# Information supplied
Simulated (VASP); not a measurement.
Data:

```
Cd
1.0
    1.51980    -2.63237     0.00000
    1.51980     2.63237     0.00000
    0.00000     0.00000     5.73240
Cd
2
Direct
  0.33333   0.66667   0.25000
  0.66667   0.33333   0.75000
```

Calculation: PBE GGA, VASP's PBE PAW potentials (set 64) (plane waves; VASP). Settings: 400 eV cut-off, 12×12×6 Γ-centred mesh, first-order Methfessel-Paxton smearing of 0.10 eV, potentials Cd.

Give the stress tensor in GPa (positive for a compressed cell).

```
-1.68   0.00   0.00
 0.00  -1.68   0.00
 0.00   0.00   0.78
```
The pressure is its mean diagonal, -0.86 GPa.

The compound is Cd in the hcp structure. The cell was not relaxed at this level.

# Work order
Restate word for word the lines above, beginning at the first one and ending at the line that carries "The pressure is its mean diagonal, -0.86 GPa.".

# Task output
Simulated (VASP); not a measurement.
Data:

```
Cd
1.0
    1.51980    -2.63237     0.00000
    1.51980     2.63237     0.00000
    0.00000     0.00000     5.73240
Cd
2
Direct
  0.33333   0.66667   0.25000
  0.66667   0.33333   0.75000
```

Calculation: PBE GGA, VASP's PBE PAW potentials (set 64) (plane waves; VASP). Settings: 400 eV cut-off, 12×12×6 Γ-centred mesh, first-order Methfessel-Paxton smearing of 0.10 eV, potentials Cd.

Give the stress tensor in GPa (positive for a compressed cell).

```
-1.68   0.00   0.00
 0.00  -1.68   0.00
 0.00   0.00   0.78
```
The pressure is its mean diagonal, -0.86 GPa.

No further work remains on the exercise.